- [WORK TASK]:
Could you reproduce every record below exactly as written?

- [RECORDED DATA]:
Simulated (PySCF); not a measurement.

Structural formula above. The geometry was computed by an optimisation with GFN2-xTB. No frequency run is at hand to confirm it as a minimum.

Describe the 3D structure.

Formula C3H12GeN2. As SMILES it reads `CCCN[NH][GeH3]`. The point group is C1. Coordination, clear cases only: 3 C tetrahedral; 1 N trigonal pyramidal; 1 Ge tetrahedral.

- [ANSWER SECTION]:
Simulated (PySCF); not a measurement.

Structural formula above. The geometry was computed by an optimisation with GFN2-xTB. No frequency run is at hand to confirm it as a minimum.

Describe the 3D structure.

Formula C3H12GeN2. As SMILES it reads `CCCN[NH][GeH3]`. The point group is C1. Coordination, clear cases only: 3 C tetrahedral; 1 N trigonal pyramidal; 1 Ge tetrahedral.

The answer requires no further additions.